▸ **Action item**: What follows is a set of records, each of which is to be written out exactly.

------------------------------------------------
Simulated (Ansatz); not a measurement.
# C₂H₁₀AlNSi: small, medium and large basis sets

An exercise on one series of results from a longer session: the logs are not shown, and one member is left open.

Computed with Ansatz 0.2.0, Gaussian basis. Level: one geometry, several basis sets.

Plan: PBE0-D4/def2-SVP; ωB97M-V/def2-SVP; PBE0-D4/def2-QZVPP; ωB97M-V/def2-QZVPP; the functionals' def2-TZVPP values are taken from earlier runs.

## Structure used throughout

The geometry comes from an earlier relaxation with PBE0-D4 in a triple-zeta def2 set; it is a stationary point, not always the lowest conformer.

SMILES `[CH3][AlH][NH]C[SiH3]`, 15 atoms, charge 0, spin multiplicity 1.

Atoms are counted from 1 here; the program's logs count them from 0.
------------------------------------------------

▸ **Written response**:
Simulated (Ansatz); not a measurement.
# C₂H₁₀AlNSi: small, medium and large basis sets

An exercise on one series of results from a longer session: the logs are not shown, and one member is left open.

Computed with Ansatz 0.2.0, Gaussian basis. Level: one geometry, several basis sets.

Plan: PBE0-D4/def2-SVP; ωB97M-V/def2-SVP; PBE0-D4/def2-QZVPP; ωB97M-V/def2-QZVPP; the functionals' def2-TZVPP values are taken from earlier runs.

## Structure used throughout

The geometry comes from an earlier relaxation with PBE0-D4 in a triple-zeta def2 set; it is a stationary point, not always the lowest conformer.

SMILES `[CH3][AlH][NH]C[SiH3]`, 15 atoms, charge 0, spin multiplicity 1.

Atoms are counted from 1 here; the program's logs count them from 0.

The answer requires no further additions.